----------
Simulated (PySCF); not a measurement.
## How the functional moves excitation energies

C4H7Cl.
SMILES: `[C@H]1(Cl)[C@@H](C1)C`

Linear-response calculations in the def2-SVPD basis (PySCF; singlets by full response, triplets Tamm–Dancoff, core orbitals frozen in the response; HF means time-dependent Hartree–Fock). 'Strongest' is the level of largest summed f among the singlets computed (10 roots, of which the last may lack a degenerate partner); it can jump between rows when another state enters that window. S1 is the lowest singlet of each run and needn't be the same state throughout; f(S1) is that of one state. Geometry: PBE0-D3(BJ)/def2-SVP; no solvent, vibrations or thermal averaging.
----------

Exercise: In your reply, write out all of the material exactly as it was given.

Task answer:
Simulated (PySCF); not a measurement.
## How the functional moves excitation energies

C4H7Cl.
SMILES: `[C@H]1(Cl)[C@@H](C1)C`

Linear-response calculations in the def2-SVPD basis (PySCF; singlets by full response, triplets Tamm–Dancoff, core orbitals frozen in the response; HF means time-dependent Hartree–Fock). 'Strongest' is the level of largest summed f among the singlets computed (10 roots, of which the last may lack a degenerate partner); it can jump between rows when another state enters that window. S1 is the lowest singlet of each run and needn't be the same state throughout; f(S1) is that of one state. Geometry: PBE0-D3(BJ)/def2-SVP; no solvent, vibrations or thermal averaging.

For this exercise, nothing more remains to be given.